-- Work task --
Each line from the start of the entries through the line that contains "Its results: band" should be output exactly, please.

-- Information shown --
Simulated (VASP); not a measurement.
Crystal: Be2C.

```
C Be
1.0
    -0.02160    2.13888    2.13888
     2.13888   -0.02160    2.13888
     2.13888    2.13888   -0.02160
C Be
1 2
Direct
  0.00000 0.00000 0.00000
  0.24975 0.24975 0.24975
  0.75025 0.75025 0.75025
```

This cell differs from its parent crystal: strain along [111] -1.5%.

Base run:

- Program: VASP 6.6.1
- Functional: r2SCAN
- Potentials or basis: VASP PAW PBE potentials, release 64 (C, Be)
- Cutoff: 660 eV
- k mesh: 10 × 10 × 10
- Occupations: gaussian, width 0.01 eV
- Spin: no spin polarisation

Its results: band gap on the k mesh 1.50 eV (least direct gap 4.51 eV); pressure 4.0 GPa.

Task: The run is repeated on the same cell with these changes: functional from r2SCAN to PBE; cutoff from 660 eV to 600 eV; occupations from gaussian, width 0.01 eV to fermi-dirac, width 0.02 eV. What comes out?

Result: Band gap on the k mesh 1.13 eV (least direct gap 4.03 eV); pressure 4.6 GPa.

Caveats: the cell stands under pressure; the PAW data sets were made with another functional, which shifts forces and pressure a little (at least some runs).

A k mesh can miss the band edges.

-- Written reply --
Simulated (VASP); not a measurement.
Crystal: Be2C.

```
C Be
1.0
    -0.02160    2.13888    2.13888
     2.13888   -0.02160    2.13888
     2.13888    2.13888   -0.02160
C Be
1 2
Direct
  0.00000 0.00000 0.00000
  0.24975 0.24975 0.24975
  0.75025 0.75025 0.75025
```

This cell differs from its parent crystal: strain along [111] -1.5%.

Base run:

- Program: VASP 6.6.1
- Functional: r2SCAN
- Potentials or basis: VASP PAW PBE potentials, release 64 (C, Be)
- Cutoff: 660 eV
- k mesh: 10 × 10 × 10
- Occupations: gaussian, width 0.01 eV
- Spin: no spin polarisation

Its results: band gap on the k mesh 1.50 eV (least direct gap 4.51 eV); pressure 4.0 GPa.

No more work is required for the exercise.